Work instruction |
Please return the material exactly; leave no entry out.

Entries supplied |
◆ ◆ ◆
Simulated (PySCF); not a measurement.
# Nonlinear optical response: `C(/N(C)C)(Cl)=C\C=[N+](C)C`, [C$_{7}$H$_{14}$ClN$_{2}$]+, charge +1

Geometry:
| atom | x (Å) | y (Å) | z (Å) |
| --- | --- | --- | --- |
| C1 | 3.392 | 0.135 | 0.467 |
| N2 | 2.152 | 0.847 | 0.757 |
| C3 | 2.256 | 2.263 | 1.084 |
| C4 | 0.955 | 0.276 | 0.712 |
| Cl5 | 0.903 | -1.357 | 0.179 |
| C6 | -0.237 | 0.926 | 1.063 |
◆ ◆ ◆

Answer box |
Simulated (PySCF); not a measurement.
# Nonlinear optical response: `C(/N(C)C)(Cl)=C\C=[N+](C)C`, [C$_{7}$H$_{14}$ClN$_{2}$]+, charge +1

Geometry:
| atom | x (Å) | y (Å) | z (Å) |
| --- | --- | --- | --- |
| C1 | 3.392 | 0.135 | 0.467 |
| N2 | 2.152 | 0.847 | 0.757 |
| C3 | 2.256 | 2.263 | 1.084 |
| C4 | 0.955 | 0.276 | 0.712 |
| Cl5 | 0.903 | -1.357 | 0.179 |
| C6 | -0.237 | 0.926 | 1.063 |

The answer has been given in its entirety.